Please transcribe each of the records exactly as given.

> **SOURCE INFORMATION**:
━━━━━━━━━━

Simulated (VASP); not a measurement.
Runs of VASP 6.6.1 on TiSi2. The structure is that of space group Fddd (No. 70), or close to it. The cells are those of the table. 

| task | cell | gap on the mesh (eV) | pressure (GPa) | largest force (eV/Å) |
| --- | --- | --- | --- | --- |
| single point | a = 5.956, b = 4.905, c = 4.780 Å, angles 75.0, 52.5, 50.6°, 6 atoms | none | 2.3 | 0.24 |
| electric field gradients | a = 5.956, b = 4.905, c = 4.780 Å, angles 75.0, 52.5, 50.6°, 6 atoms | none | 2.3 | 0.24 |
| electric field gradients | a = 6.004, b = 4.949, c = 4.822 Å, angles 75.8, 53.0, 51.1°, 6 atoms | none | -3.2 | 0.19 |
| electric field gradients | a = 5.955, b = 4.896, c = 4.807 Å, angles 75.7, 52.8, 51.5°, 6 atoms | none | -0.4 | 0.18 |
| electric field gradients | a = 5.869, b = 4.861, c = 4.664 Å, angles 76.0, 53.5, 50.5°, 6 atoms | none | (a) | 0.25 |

━━━━━━━━━━

> **EXERCISE ANSWER**:
Simulated (VASP); not a measurement.
Runs of VASP 6.6.1 on TiSi2. The structure is that of space group Fddd (No. 70), or close to it. The cells are those of the table. 

| task | cell | gap on the mesh (eV) | pressure (GPa) | largest force (eV/Å) |
| --- | --- | --- | --- | --- |
| single point | a = 5.956, b = 4.905, c = 4.780 Å, angles 75.0, 52.5, 50.6°, 6 atoms | none | 2.3 | 0.24 |
| electric field gradients | a = 5.956, b = 4.905, c = 4.780 Å, angles 75.0, 52.5, 50.6°, 6 atoms | none | 2.3 | 0.24 |
| electric field gradients | a = 6.004, b = 4.949, c = 4.822 Å, angles 75.8, 53.0, 51.1°, 6 atoms | none | -3.2 | 0.19 |
| electric field gradients | a = 5.955, b = 4.896, c = 4.807 Å, angles 75.7, 52.8, 51.5°, 6 atoms | none | -0.4 | 0.18 |
| electric field gradients | a = 5.869, b = 4.861, c = 4.664 Å, angles 76.0, 53.5, 50.5°, 6 atoms | none | (a) | 0.25 |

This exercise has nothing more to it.